**Work request**. With nothing added or dropped, copy the data that follows exactly.

**Data section**.
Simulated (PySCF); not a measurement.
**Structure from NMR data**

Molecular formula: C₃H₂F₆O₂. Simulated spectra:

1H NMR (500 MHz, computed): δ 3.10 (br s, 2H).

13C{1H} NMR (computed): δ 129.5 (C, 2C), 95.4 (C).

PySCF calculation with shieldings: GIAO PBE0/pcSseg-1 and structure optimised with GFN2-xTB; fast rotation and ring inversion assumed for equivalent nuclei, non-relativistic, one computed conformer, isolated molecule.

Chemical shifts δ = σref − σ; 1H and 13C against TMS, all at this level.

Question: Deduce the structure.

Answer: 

**Task response**.
Simulated (PySCF); not a measurement.
**Structure from NMR data**

Molecular formula: C₃H₂F₆O₂. Simulated spectra:

1H NMR (500 MHz, computed): δ 3.10 (br s, 2H).

13C{1H} NMR (computed): δ 129.5 (C, 2C), 95.4 (C).

PySCF calculation with shieldings: GIAO PBE0/pcSseg-1 and structure optimised with GFN2-xTB; fast rotation and ring inversion assumed for equivalent nuclei, non-relativistic, one computed conformer, isolated molecule.

Chemical shifts δ = σref − σ; 1H and 13C against TMS, all at this level.

Question: Deduce the structure.

Answer: 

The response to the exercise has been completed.